_Provided information_
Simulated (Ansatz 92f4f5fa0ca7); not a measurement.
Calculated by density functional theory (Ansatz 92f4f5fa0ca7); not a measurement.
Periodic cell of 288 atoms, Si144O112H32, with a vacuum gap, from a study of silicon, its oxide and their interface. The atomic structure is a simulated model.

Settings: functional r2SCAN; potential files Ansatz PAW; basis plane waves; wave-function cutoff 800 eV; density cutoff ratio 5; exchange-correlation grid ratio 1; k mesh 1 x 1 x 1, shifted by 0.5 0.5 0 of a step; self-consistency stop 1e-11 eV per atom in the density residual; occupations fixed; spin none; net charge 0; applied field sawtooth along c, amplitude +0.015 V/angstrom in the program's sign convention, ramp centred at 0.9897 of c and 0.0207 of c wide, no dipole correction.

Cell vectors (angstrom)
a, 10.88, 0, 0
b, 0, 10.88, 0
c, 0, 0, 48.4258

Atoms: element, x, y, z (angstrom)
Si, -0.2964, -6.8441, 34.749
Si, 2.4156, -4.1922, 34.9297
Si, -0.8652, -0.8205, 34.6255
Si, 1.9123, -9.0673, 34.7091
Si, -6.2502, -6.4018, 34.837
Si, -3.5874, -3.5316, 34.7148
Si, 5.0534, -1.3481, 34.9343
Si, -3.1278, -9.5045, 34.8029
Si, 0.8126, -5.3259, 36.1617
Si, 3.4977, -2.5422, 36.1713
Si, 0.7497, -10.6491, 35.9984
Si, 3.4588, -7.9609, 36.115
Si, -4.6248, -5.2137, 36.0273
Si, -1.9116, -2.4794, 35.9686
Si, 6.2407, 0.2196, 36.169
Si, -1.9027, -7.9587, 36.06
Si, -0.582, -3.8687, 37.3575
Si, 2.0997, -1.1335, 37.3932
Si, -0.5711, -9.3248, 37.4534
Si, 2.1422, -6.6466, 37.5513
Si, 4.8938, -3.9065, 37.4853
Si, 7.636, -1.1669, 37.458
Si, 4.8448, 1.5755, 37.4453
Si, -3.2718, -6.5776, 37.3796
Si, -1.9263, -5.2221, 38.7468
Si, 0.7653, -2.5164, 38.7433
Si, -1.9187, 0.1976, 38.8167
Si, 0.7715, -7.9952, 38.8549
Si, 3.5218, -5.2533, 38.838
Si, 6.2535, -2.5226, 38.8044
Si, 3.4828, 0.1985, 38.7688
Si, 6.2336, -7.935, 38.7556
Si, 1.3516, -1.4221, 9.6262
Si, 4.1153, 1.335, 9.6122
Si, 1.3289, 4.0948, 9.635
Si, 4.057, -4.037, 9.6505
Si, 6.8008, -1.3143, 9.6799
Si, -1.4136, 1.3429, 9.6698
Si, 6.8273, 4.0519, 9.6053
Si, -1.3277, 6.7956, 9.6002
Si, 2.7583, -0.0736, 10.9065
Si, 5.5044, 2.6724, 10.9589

_Requirement_
Quote exactly the first line of the data and every line after it through the one holding "Calculated by density".

_Answer section_
Simulated (Ansatz 92f4f5fa0ca7); not a measurement.
Calculated by density functional theory (Ansatz 92f4f5fa0ca7); not a measurement.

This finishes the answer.